--- WORK ITEM ---
Repeat exactly what appears from the opening line of the listing to the line with "Geometry optimised at", inclusive.

____________________

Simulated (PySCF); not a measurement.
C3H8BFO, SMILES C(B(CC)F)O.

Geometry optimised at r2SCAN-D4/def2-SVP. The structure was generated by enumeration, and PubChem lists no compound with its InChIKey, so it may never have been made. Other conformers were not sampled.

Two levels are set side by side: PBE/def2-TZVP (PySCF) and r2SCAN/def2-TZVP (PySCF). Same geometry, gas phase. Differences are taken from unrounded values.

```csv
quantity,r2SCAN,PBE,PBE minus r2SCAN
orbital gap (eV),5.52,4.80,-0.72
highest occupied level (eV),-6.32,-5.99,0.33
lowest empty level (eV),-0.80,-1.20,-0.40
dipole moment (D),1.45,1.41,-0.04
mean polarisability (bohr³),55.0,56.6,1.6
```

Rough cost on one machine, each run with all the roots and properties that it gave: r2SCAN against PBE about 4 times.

____________________

--- TASK SOLUTION ---
Simulated (PySCF); not a measurement.
C3H8BFO, SMILES C(B(CC)F)O.

Geometry optimised at r2SCAN-D4/def2-SVP. The structure was generated by enumeration, and PubChem lists no compound with its InChIKey, so it may never have been made. Other conformers were not sampled.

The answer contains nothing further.